All entries are to be repeated exactly as shown below.

§ **Stored data**
Start of Block

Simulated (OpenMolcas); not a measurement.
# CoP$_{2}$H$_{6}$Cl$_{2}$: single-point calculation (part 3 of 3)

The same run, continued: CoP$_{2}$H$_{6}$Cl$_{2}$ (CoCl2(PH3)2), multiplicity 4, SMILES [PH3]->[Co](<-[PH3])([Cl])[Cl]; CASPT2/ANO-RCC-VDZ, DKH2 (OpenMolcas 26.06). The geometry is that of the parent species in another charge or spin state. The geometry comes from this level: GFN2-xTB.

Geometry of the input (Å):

End of Block

§ **Worked solution**
Simulated (OpenMolcas); not a measurement.
# CoP$_{2}$H$_{6}$Cl$_{2}$: single-point calculation (part 3 of 3)

The same run, continued: CoP$_{2}$H$_{6}$Cl$_{2}$ (CoCl2(PH3)2), multiplicity 4, SMILES [PH3]->[Co](<-[PH3])([Cl])[Cl]; CASPT2/ANO-RCC-VDZ, DKH2 (OpenMolcas 26.06). The geometry is that of the parent species in another charge or spin state. The geometry comes from this level: GFN2-xTB.

Geometry of the input (Å):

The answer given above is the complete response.